● ● ●
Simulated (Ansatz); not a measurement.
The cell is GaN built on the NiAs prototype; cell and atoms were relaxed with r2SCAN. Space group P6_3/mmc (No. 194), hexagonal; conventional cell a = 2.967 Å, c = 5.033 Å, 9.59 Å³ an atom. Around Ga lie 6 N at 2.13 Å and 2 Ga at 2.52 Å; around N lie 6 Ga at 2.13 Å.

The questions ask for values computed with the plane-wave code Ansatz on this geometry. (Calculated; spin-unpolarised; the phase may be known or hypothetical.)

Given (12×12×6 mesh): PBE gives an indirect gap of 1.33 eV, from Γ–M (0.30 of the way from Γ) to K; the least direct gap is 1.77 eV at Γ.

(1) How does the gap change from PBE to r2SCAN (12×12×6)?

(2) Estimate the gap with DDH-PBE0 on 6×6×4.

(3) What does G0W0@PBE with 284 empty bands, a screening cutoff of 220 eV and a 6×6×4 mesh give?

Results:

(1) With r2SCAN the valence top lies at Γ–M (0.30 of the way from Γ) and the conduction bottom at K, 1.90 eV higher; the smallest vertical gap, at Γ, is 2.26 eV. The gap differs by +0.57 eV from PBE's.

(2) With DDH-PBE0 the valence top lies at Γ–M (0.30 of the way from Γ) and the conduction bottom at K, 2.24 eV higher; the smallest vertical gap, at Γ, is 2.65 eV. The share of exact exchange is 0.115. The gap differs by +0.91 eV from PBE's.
● ● ●

Work request: Repeat the data word for word, starting at its first line and stopping after the line that contains "The questions ask".

Solution:
Simulated (Ansatz); not a measurement.
The cell is GaN built on the NiAs prototype; cell and atoms were relaxed with r2SCAN. Space group P6_3/mmc (No. 194), hexagonal; conventional cell a = 2.967 Å, c = 5.033 Å, 9.59 Å³ an atom. Around Ga lie 6 N at 2.13 Å and 2 Ga at 2.52 Å; around N lie 6 Ga at 2.13 Å.

The questions ask for values computed with the plane-wave code Ansatz on this geometry. (Calculated; spin-unpolarised; the phase may be known or hypothetical.)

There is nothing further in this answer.